> Action item
Write out the listing beneath this instruction in its entirety, exactly as it reads.

** Stored data follows **
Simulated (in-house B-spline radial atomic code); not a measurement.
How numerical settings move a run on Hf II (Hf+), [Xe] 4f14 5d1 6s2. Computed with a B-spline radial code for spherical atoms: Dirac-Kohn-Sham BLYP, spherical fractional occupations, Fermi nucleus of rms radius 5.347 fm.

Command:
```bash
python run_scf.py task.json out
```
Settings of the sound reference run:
** End of Stored data **

> Task result
Simulated (in-house B-spline radial atomic code); not a measurement.
How numerical settings move a run on Hf II (Hf+), [Xe] 4f14 5d1 6s2. Computed with a B-spline radial code for spherical atoms: Dirac-Kohn-Sham BLYP, spherical fractional occupations, Fermi nucleus of rms radius 5.347 fm.

Command:
```bash
python run_scf.py task.json out
```
Settings of the sound reference run:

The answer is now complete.